• **PROVIDED DATA**:
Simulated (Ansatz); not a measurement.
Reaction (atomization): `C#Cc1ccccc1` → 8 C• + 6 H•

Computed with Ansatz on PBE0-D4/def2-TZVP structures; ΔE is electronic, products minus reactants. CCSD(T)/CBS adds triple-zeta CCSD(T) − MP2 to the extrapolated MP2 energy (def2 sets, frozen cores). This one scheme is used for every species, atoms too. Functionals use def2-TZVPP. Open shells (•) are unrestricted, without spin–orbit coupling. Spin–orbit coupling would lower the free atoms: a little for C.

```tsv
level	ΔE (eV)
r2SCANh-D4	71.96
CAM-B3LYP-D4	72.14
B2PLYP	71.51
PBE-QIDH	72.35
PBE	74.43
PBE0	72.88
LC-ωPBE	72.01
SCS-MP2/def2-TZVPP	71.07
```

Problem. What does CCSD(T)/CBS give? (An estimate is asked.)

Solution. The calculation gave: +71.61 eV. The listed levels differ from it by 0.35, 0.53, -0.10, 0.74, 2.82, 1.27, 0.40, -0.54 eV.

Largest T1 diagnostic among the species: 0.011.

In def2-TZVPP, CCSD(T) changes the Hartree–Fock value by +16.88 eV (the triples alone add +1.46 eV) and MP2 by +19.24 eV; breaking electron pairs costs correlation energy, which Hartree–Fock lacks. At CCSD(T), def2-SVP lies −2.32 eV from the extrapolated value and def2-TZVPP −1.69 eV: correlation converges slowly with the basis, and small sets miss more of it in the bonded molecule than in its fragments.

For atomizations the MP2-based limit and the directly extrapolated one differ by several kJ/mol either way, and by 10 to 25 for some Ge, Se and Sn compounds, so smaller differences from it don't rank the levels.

• **REQUIRED ACTION**:
Copy each entry above exactly, character for character.

• **TASK OUTPUT**:
Simulated (Ansatz); not a measurement.
Reaction (atomization): `C#Cc1ccccc1` → 8 C• + 6 H•

Computed with Ansatz on PBE0-D4/def2-TZVP structures; ΔE is electronic, products minus reactants. CCSD(T)/CBS adds triple-zeta CCSD(T) − MP2 to the extrapolated MP2 energy (def2 sets, frozen cores). This one scheme is used for every species, atoms too. Functionals use def2-TZVPP. Open shells (•) are unrestricted, without spin–orbit coupling. Spin–orbit coupling would lower the free atoms: a little for C.

```tsv
level	ΔE (eV)
r2SCANh-D4	71.96
CAM-B3LYP-D4	72.14
B2PLYP	71.51
PBE-QIDH	72.35
PBE	74.43
PBE0	72.88
LC-ωPBE	72.01
SCS-MP2/def2-TZVPP	71.07
```

Problem. What does CCSD(T)/CBS give? (An estimate is asked.)

Solution. The calculation gave: +71.61 eV. The listed levels differ from it by 0.35, 0.53, -0.10, 0.74, 2.82, 1.27, 0.40, -0.54 eV.

Largest T1 diagnostic among the species: 0.011.

In def2-TZVPP, CCSD(T) changes the Hartree–Fock value by +16.88 eV (the triples alone add +1.46 eV) and MP2 by +19.24 eV; breaking electron pairs costs correlation energy, which Hartree–Fock lacks. At CCSD(T), def2-SVP lies −2.32 eV from the extrapolated value and def2-TZVPP −1.69 eV: correlation converges slowly with the basis, and small sets miss more of it in the bonded molecule than in its fragments.

For atomizations the MP2-based limit and the directly extrapolated one differ by several kJ/mol either way, and by 10 to 25 for some Ge, Se and Sn compounds, so smaller differences from it don't rank the levels.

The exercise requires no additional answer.